- [Task item] After the line containing "Strains are applied", write nothing more; before it, reproduce every line of the material below exactly, starting with the first.

- [Given information]
○ ○ ○ ○ ○

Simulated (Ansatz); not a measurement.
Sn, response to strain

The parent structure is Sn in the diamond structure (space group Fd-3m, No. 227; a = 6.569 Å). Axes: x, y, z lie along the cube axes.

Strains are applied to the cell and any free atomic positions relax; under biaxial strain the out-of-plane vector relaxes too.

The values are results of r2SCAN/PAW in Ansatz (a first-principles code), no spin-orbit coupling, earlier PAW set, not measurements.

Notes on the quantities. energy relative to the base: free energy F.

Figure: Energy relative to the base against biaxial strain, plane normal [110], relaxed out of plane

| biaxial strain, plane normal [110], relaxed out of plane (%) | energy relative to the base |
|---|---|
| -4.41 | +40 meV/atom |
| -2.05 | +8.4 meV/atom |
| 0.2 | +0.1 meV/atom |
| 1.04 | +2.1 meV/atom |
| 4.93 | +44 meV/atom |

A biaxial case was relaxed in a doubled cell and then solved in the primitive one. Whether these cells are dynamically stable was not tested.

○ ○ ○ ○ ○

- [Exercise response]
Simulated (Ansatz); not a measurement.
Sn, response to strain

The parent structure is Sn in the diamond structure (space group Fd-3m, No. 227; a = 6.569 Å). Axes: x, y, z lie along the cube axes.

Strains are applied to the cell and any free atomic positions relax; under biaxial strain the out-of-plane vector relaxes too.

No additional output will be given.